WORK ITEM:
Please reproduce the entries that follow without a single difference.

DATA FOR ANALYSIS:
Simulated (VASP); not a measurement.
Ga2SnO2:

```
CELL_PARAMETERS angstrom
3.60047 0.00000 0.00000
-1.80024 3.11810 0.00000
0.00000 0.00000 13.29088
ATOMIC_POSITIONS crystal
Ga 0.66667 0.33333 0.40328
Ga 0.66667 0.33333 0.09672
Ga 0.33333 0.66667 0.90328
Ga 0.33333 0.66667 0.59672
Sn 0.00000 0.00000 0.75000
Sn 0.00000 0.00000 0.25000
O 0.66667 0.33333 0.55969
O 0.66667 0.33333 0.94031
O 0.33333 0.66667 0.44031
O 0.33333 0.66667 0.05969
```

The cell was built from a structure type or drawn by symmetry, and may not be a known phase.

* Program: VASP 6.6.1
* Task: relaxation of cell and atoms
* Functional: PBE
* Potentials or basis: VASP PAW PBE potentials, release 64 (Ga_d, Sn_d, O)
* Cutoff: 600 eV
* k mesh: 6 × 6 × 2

TASK ANSWER:
Simulated (VASP); not a measurement.
Ga2SnO2:

```
CELL_PARAMETERS angstrom
3.60047 0.00000 0.00000
-1.80024 3.11810 0.00000
0.00000 0.00000 13.29088
ATOMIC_POSITIONS crystal
Ga 0.66667 0.33333 0.40328
Ga 0.66667 0.33333 0.09672
Ga 0.33333 0.66667 0.90328
Ga 0.33333 0.66667 0.59672
Sn 0.00000 0.00000 0.75000
Sn 0.00000 0.00000 0.25000
O 0.66667 0.33333 0.55969
O 0.66667 0.33333 0.94031
O 0.33333 0.66667 0.44031
O 0.33333 0.66667 0.05969
```

The cell was built from a structure type or drawn by symmetry, and may not be a known phase.

* Program: VASP 6.6.1
* Task: relaxation of cell and atoms
* Functional: PBE
* Potentials or basis: VASP PAW PBE potentials, release 64 (Ga_d, Sn_d, O)
* Cutoff: 600 eV
* k mesh: 6 × 6 × 2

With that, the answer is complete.